WORK INSTRUCTION: Using the data beneath this instruction, retype only the lines from the one that contains "The calculation used" down to the one that contains "Task: Is it a metal?", both included, exactly as they appear.

---- EXERCISE DATA

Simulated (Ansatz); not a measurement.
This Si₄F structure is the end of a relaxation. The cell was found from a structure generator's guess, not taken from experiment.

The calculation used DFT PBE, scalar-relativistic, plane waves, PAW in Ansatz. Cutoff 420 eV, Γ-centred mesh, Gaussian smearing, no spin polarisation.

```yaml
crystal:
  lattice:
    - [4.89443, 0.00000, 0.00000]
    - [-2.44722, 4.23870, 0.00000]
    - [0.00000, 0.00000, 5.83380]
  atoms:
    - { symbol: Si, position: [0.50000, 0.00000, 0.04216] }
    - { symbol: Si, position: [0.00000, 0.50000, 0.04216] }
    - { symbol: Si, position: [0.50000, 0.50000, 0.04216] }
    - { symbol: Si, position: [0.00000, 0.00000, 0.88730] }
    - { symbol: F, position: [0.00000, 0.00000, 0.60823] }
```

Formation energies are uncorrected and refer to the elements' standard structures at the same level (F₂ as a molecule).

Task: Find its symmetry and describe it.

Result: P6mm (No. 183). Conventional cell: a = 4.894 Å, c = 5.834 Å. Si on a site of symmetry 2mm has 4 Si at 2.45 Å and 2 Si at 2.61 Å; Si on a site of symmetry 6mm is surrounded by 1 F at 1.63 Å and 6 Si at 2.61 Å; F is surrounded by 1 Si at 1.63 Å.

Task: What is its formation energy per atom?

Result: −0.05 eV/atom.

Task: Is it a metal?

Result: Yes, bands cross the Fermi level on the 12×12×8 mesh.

--------

EXERCISE SOLUTION:
The calculation used DFT PBE, scalar-relativistic, plane waves, PAW in Ansatz. Cutoff 420 eV, Γ-centred mesh, Gaussian smearing, no spin polarisation.

```yaml
crystal:
  lattice:
    - [4.89443, 0.00000, 0.00000]
    - [-2.44722, 4.23870, 0.00000]
    - [0.00000, 0.00000, 5.83380]
  atoms:
    - { symbol: Si, position: [0.50000, 0.00000, 0.04216] }
    - { symbol: Si, position: [0.00000, 0.50000, 0.04216] }
    - { symbol: Si, position: [0.50000, 0.50000, 0.04216] }
    - { symbol: Si, position: [0.00000, 0.00000, 0.88730] }
    - { symbol: F, position: [0.00000, 0.00000, 0.60823] }
```

Formation energies are uncorrected and refer to the elements' standard structures at the same level (F₂ as a molecule).

Task: Find its symmetry and describe it.

Result: P6mm (No. 183). Conventional cell: a = 4.894 Å, c = 5.834 Å. Si on a site of symmetry 2mm has 4 Si at 2.45 Å and 2 Si at 2.61 Å; Si on a site of symmetry 6mm is surrounded by 1 F at 1.63 Å and 6 Si at 2.61 Å; F is surrounded by 1 Si at 1.63 Å.

Task: What is its formation energy per atom?

Result: −0.05 eV/atom.

Task: Is it a metal?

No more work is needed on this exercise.